▶ Entries supplied:
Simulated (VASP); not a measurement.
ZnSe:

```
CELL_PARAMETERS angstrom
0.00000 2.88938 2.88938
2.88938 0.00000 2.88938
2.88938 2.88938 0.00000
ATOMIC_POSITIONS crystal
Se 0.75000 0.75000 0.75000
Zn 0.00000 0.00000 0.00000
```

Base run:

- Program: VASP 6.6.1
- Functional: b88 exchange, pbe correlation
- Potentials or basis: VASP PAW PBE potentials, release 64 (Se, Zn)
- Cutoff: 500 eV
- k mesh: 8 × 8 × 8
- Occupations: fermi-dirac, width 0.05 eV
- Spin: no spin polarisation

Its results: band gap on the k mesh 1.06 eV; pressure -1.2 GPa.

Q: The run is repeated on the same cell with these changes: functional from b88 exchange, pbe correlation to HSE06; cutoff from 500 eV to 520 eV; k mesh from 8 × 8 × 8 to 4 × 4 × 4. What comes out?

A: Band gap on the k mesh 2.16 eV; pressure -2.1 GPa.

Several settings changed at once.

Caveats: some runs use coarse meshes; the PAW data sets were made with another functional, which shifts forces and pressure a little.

▶ Work item: Would you return the entries exactly as they stand?

▶ Written response:
Simulated (VASP); not a measurement.
ZnSe:

```
CELL_PARAMETERS angstrom
0.00000 2.88938 2.88938
2.88938 0.00000 2.88938
2.88938 2.88938 0.00000
ATOMIC_POSITIONS crystal
Se 0.75000 0.75000 0.75000
Zn 0.00000 0.00000 0.00000
```

Base run:

- Program: VASP 6.6.1
- Functional: b88 exchange, pbe correlation
- Potentials or basis: VASP PAW PBE potentials, release 64 (Se, Zn)
- Cutoff: 500 eV
- k mesh: 8 × 8 × 8
- Occupations: fermi-dirac, width 0.05 eV
- Spin: no spin polarisation

Its results: band gap on the k mesh 1.06 eV; pressure -1.2 GPa.

Q: The run is repeated on the same cell with these changes: functional from b88 exchange, pbe correlation to HSE06; cutoff from 500 eV to 520 eV; k mesh from 8 × 8 × 8 to 4 × 4 × 4. What comes out?

A: Band gap on the k mesh 2.16 eV; pressure -2.1 GPa.

Several settings changed at once.

Caveats: some runs use coarse meshes; the PAW data sets were made with another functional, which shifts forces and pressure a little.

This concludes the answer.